········
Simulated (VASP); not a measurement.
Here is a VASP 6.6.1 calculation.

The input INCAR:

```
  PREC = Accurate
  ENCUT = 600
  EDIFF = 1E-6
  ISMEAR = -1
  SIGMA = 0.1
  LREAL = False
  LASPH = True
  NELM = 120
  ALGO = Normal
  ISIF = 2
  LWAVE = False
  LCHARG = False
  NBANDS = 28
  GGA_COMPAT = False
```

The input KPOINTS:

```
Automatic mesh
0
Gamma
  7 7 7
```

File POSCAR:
········

Copy out the material exactly, omitting nothing.

Simulated (VASP); not a measurement.
Here is a VASP 6.6.1 calculation.

The input INCAR:

```
  PREC = Accurate
  ENCUT = 600
  EDIFF = 1E-6
  ISMEAR = -1
  SIGMA = 0.1
  LREAL = False
  LASPH = True
  NELM = 120
  ALGO = Normal
  ISIF = 2
  LWAVE = False
  LCHARG = False
  NBANDS = 28
  GGA_COMPAT = False
```

The input KPOINTS:

```
Automatic mesh
0
Gamma
  7 7 7
```

File POSCAR:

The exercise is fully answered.